- **Required action**:
The data should be restated word for word, in full.

[[ Recorded data open ]]

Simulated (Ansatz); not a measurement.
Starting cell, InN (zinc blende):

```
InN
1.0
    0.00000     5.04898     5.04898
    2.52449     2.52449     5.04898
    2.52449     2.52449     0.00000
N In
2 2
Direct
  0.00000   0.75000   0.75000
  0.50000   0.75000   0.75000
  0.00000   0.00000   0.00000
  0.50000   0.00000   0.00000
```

[[ Recorded data closed ]]

- **Response area**:
Simulated (Ansatz); not a measurement.
Starting cell, InN (zinc blende):

```
InN
1.0
    0.00000     5.04898     5.04898
    2.52449     2.52449     5.04898
    2.52449     2.52449     0.00000
N In
2 2
Direct
  0.00000   0.75000   0.75000
  0.50000   0.75000   0.75000
  0.00000   0.00000   0.00000
  0.50000   0.00000   0.00000
```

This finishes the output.